> BRIEF
Give the lines of the material verbatim, from the first line to the line with "Wall time 72", including both.

> GIVEN RECORDS
··········

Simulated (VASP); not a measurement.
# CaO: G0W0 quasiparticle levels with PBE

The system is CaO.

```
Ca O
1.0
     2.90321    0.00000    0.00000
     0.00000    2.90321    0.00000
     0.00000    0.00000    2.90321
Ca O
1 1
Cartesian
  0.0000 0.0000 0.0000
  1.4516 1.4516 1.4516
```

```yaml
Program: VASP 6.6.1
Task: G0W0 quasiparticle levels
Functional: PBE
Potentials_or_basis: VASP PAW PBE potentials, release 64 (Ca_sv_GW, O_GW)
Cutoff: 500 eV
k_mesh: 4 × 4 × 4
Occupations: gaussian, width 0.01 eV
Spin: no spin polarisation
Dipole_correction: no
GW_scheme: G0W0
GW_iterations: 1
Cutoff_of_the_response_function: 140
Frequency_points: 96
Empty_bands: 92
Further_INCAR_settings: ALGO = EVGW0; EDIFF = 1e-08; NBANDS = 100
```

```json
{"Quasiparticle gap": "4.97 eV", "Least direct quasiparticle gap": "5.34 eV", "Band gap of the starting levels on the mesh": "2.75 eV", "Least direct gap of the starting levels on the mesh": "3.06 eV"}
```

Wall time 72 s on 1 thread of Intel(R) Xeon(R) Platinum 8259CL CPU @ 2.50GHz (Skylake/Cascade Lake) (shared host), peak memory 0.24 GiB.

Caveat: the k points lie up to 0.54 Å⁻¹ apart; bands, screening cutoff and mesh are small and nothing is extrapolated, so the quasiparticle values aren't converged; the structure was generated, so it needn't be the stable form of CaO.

··········

> RESPONSE
Simulated (VASP); not a measurement.
# CaO: G0W0 quasiparticle levels with PBE

The system is CaO.

```
Ca O
1.0
     2.90321    0.00000    0.00000
     0.00000    2.90321    0.00000
     0.00000    0.00000    2.90321
Ca O
1 1
Cartesian
  0.0000 0.0000 0.0000
  1.4516 1.4516 1.4516
```

```yaml
Program: VASP 6.6.1
Task: G0W0 quasiparticle levels
Functional: PBE
Potentials_or_basis: VASP PAW PBE potentials, release 64 (Ca_sv_GW, O_GW)
Cutoff: 500 eV
k_mesh: 4 × 4 × 4
Occupations: gaussian, width 0.01 eV
Spin: no spin polarisation
Dipole_correction: no
GW_scheme: G0W0
GW_iterations: 1
Cutoff_of_the_response_function: 140
Frequency_points: 96
Empty_bands: 92
Further_INCAR_settings: ALGO = EVGW0; EDIFF = 1e-08; NBANDS = 100
```

```json
{"Quasiparticle gap": "4.97 eV", "Least direct quasiparticle gap": "5.34 eV", "Band gap of the starting levels on the mesh": "2.75 eV", "Least direct gap of the starting levels on the mesh": "3.06 eV"}
```

Wall time 72 s on 1 thread of Intel(R) Xeon(R) Platinum 8259CL CPU @ 2.50GHz (Skylake/Cascade Lake) (shared host), peak memory 0.24 GiB.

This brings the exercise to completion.